◆ Work item: Output, without alteration, the first line of the entries and each line after it, stopping with the line that contains "A k mesh can".

============================================================
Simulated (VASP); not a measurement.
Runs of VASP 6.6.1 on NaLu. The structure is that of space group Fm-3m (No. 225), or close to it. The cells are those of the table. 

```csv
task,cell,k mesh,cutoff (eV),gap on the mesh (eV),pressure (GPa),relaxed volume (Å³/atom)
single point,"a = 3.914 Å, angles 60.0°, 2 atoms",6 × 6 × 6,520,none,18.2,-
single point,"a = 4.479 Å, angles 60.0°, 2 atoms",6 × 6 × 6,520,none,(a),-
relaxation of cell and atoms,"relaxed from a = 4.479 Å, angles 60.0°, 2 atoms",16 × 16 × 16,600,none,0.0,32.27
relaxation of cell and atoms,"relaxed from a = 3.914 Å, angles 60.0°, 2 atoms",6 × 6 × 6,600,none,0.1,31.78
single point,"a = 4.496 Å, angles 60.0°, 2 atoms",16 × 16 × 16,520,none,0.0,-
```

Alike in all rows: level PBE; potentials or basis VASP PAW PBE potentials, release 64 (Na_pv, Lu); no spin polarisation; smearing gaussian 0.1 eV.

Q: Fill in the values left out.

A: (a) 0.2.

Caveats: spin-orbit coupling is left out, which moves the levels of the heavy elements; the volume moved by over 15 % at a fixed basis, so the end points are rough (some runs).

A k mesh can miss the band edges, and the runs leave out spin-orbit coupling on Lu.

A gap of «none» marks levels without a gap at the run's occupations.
============================================================

◆ Written answer:
Simulated (VASP); not a measurement.
Runs of VASP 6.6.1 on NaLu. The structure is that of space group Fm-3m (No. 225), or close to it. The cells are those of the table. 

```csv
task,cell,k mesh,cutoff (eV),gap on the mesh (eV),pressure (GPa),relaxed volume (Å³/atom)
single point,"a = 3.914 Å, angles 60.0°, 2 atoms",6 × 6 × 6,520,none,18.2,-
single point,"a = 4.479 Å, angles 60.0°, 2 atoms",6 × 6 × 6,520,none,(a),-
relaxation of cell and atoms,"relaxed from a = 4.479 Å, angles 60.0°, 2 atoms",16 × 16 × 16,600,none,0.0,32.27
relaxation of cell and atoms,"relaxed from a = 3.914 Å, angles 60.0°, 2 atoms",6 × 6 × 6,600,none,0.1,31.78
single point,"a = 4.496 Å, angles 60.0°, 2 atoms",16 × 16 × 16,520,none,0.0,-
```

Alike in all rows: level PBE; potentials or basis VASP PAW PBE potentials, release 64 (Na_pv, Lu); no spin polarisation; smearing gaussian 0.1 eV.

Q: Fill in the values left out.

A: (a) 0.2.

Caveats: spin-orbit coupling is left out, which moves the levels of the heavy elements; the volume moved by over 15 % at a fixed basis, so the end points are rough (some runs).

A k mesh can miss the band edges, and the runs leave out spin-orbit coupling on Lu.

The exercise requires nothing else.